# Work instruction:
Retype the whole listing below, character for character.

· · ·

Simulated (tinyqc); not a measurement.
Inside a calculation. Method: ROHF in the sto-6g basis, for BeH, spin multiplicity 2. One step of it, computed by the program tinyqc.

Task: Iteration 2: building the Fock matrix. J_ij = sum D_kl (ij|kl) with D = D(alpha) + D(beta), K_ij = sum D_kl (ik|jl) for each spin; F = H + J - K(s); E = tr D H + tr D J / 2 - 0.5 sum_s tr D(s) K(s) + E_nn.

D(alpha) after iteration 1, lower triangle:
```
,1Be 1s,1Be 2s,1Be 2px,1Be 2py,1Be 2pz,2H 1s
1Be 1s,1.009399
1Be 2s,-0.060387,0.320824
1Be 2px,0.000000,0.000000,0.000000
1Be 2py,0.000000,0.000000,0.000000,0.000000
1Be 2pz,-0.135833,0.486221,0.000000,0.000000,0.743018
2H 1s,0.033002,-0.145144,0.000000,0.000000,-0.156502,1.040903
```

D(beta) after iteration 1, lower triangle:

· · ·

# Answer area:
Simulated (tinyqc); not a measurement.
Inside a calculation. Method: ROHF in the sto-6g basis, for BeH, spin multiplicity 2. One step of it, computed by the program tinyqc.

Task: Iteration 2: building the Fock matrix. J_ij = sum D_kl (ij|kl) with D = D(alpha) + D(beta), K_ij = sum D_kl (ik|jl) for each spin; F = H + J - K(s); E = tr D H + tr D J / 2 - 0.5 sum_s tr D(s) K(s) + E_nn.

D(alpha) after iteration 1, lower triangle:
```
,1Be 1s,1Be 2s,1Be 2px,1Be 2py,1Be 2pz,2H 1s
1Be 1s,1.009399
1Be 2s,-0.060387,0.320824
1Be 2px,0.000000,0.000000,0.000000
1Be 2py,0.000000,0.000000,0.000000,0.000000
1Be 2pz,-0.135833,0.486221,0.000000,0.000000,0.743018
2H 1s,0.033002,-0.145144,0.000000,0.000000,-0.156502,1.040903
```

D(beta) after iteration 1, lower triangle:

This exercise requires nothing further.